*** Opening GIVEN RECORDS ***

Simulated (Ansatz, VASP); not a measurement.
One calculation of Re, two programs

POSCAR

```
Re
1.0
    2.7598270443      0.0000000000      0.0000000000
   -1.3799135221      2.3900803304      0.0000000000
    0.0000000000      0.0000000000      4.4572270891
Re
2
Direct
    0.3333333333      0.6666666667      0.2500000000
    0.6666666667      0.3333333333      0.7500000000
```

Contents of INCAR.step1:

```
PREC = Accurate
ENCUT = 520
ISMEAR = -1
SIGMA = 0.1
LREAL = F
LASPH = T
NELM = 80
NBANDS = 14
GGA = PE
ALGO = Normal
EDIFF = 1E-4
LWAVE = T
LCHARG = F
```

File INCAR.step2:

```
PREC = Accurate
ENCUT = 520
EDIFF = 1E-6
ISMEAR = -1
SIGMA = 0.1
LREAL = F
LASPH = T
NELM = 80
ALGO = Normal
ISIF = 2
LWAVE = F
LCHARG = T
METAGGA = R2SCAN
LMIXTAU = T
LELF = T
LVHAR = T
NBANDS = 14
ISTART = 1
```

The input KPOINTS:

*** Closing GIVEN RECORDS ***

EXERCISE: Each entry above is to be copied out exactly.

WRITTEN REPLY:
Simulated (Ansatz, VASP); not a measurement.
One calculation of Re, two programs

POSCAR

```
Re
1.0
    2.7598270443      0.0000000000      0.0000000000
   -1.3799135221      2.3900803304      0.0000000000
    0.0000000000      0.0000000000      4.4572270891
Re
2
Direct
    0.3333333333      0.6666666667      0.2500000000
    0.6666666667      0.3333333333      0.7500000000
```

Contents of INCAR.step1:

```
PREC = Accurate
ENCUT = 520
ISMEAR = -1
SIGMA = 0.1
LREAL = F
LASPH = T
NELM = 80
NBANDS = 14
GGA = PE
ALGO = Normal
EDIFF = 1E-4
LWAVE = T
LCHARG = F
```

File INCAR.step2:

```
PREC = Accurate
ENCUT = 520
EDIFF = 1E-6
ISMEAR = -1
SIGMA = 0.1
LREAL = F
LASPH = T
NELM = 80
ALGO = Normal
ISIF = 2
LWAVE = F
LCHARG = T
METAGGA = R2SCAN
LMIXTAU = T
LELF = T
LVHAR = T
NBANDS = 14
ISTART = 1
```

The input KPOINTS:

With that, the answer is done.